Given records:
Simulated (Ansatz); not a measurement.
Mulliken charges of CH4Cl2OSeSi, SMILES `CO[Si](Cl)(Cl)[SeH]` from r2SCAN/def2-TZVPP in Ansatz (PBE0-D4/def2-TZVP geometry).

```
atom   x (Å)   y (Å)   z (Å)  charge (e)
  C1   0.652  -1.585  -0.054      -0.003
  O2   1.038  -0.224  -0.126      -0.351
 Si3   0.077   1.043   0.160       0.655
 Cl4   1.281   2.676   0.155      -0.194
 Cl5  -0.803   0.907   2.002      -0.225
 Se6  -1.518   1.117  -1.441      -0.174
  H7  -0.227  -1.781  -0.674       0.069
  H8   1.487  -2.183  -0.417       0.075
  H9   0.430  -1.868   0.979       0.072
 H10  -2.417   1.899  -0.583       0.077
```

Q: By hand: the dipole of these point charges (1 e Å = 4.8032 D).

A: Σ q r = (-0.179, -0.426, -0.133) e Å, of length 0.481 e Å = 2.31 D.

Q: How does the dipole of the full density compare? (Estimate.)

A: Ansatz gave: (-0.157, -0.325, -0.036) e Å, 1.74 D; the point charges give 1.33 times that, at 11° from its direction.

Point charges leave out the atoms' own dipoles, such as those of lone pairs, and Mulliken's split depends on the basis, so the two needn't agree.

Work instruction:
Transcribe, exactly as written, all lines of the entries above from the first to the one containing "A: Ansatz gave: (-0.157, -0.325, -0.036)", and no more.

Problem solution:
Simulated (Ansatz); not a measurement.
Mulliken charges of CH4Cl2OSeSi, SMILES `CO[Si](Cl)(Cl)[SeH]` from r2SCAN/def2-TZVPP in Ansatz (PBE0-D4/def2-TZVP geometry).

```
atom   x (Å)   y (Å)   z (Å)  charge (e)
  C1   0.652  -1.585  -0.054      -0.003
  O2   1.038  -0.224  -0.126      -0.351
 Si3   0.077   1.043   0.160       0.655
 Cl4   1.281   2.676   0.155      -0.194
 Cl5  -0.803   0.907   2.002      -0.225
 Se6  -1.518   1.117  -1.441      -0.174
  H7  -0.227  -1.781  -0.674       0.069
  H8   1.487  -2.183  -0.417       0.075
  H9   0.430  -1.868   0.979       0.072
 H10  -2.417   1.899  -0.583       0.077
```

Q: By hand: the dipole of these point charges (1 e Å = 4.8032 D).

A: Σ q r = (-0.179, -0.426, -0.133) e Å, of length 0.481 e Å = 2.31 D.

Q: How does the dipole of the full density compare? (Estimate.)

A: Ansatz gave: (-0.157, -0.325, -0.036) e Å, 1.74 D; the point charges give 1.33 times that, at 11° from its direction.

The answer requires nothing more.